--- --- ---

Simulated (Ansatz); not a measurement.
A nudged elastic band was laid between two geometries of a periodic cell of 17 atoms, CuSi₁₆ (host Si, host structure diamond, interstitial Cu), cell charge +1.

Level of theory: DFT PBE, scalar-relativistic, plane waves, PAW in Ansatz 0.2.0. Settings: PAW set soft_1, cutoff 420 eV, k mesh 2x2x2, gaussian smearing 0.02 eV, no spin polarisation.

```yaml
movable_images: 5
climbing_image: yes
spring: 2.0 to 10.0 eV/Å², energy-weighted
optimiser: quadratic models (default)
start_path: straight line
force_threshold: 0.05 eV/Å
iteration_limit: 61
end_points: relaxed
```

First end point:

--- --- ---

Action item. Repeat every record above. Each one must match exactly.

Exercise answer.
Simulated (Ansatz); not a measurement.
A nudged elastic band was laid between two geometries of a periodic cell of 17 atoms, CuSi₁₆ (host Si, host structure diamond, interstitial Cu), cell charge +1.

Level of theory: DFT PBE, scalar-relativistic, plane waves, PAW in Ansatz 0.2.0. Settings: PAW set soft_1, cutoff 420 eV, k mesh 2x2x2, gaussian smearing 0.02 eV, no spin polarisation.

```yaml
movable_images: 5
climbing_image: yes
spring: 2.0 to 10.0 eV/Å², energy-weighted
optimiser: quadratic models (default)
start_path: straight line
force_threshold: 0.05 eV/Å
iteration_limit: 61
end_points: relaxed
```

First end point:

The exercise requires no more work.